- Work task
Every single entry must be restated word for word.

[Opening Extracted records section]

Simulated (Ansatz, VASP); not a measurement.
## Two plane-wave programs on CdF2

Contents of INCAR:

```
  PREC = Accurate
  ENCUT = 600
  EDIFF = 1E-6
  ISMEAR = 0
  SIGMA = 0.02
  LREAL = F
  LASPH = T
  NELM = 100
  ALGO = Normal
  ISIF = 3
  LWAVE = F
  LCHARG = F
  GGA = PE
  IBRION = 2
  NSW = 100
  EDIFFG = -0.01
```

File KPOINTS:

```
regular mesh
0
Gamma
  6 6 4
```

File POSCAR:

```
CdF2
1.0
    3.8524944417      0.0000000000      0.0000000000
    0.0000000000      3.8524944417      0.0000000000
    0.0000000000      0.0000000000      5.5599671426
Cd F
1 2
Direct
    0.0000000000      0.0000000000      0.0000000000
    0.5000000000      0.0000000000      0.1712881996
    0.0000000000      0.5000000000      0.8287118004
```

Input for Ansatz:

[Closing Extracted records section]

- Answer space
Simulated (Ansatz, VASP); not a measurement.
## Two plane-wave programs on CdF2

Contents of INCAR:

```
  PREC = Accurate
  ENCUT = 600
  EDIFF = 1E-6
  ISMEAR = 0
  SIGMA = 0.02
  LREAL = F
  LASPH = T
  NELM = 100
  ALGO = Normal
  ISIF = 3
  LWAVE = F
  LCHARG = F
  GGA = PE
  IBRION = 2
  NSW = 100
  EDIFFG = -0.01
```

File KPOINTS:

```
regular mesh
0
Gamma
  6 6 4
```

File POSCAR:

```
CdF2
1.0
    3.8524944417      0.0000000000      0.0000000000
    0.0000000000      3.8524944417      0.0000000000
    0.0000000000      0.0000000000      5.5599671426
Cd F
1 2
Direct
    0.0000000000      0.0000000000      0.0000000000
    0.5000000000      0.0000000000      0.1712881996
    0.0000000000      0.5000000000      0.8287118004
```

Input for Ansatz:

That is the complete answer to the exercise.